WORK ITEM: Nothing in the records may be altered; repeat them exactly.

──────── DATA SUPPLIED ────────

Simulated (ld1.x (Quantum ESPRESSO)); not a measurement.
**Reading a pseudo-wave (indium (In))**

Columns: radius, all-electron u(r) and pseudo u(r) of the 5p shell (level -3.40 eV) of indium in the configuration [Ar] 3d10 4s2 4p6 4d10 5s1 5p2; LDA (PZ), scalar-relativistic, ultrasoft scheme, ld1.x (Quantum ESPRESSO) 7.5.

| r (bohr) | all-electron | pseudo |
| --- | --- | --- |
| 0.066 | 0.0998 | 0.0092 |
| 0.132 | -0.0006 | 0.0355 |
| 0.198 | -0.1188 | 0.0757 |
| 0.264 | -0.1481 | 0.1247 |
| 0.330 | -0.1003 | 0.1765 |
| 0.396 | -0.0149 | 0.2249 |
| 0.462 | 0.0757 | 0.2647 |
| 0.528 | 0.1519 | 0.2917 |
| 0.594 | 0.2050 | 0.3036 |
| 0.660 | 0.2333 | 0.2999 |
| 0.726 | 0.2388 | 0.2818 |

────────

WRITTEN RESPONSE:
Simulated (ld1.x (Quantum ESPRESSO)); not a measurement.
**Reading a pseudo-wave (indium (In))**

Columns: radius, all-electron u(r) and pseudo u(r) of the 5p shell (level -3.40 eV) of indium in the configuration [Ar] 3d10 4s2 4p6 4d10 5s1 5p2; LDA (PZ), scalar-relativistic, ultrasoft scheme, ld1.x (Quantum ESPRESSO) 7.5.

| r (bohr) | all-electron | pseudo |
| --- | --- | --- |
| 0.066 | 0.0998 | 0.0092 |
| 0.132 | -0.0006 | 0.0355 |
| 0.198 | -0.1188 | 0.0757 |
| 0.264 | -0.1481 | 0.1247 |
| 0.330 | -0.1003 | 0.1765 |
| 0.396 | -0.0149 | 0.2249 |
| 0.462 | 0.0757 | 0.2647 |
| 0.528 | 0.1519 | 0.2917 |
| 0.594 | 0.2050 | 0.3036 |
| 0.660 | 0.2333 | 0.2999 |
| 0.726 | 0.2388 | 0.2818 |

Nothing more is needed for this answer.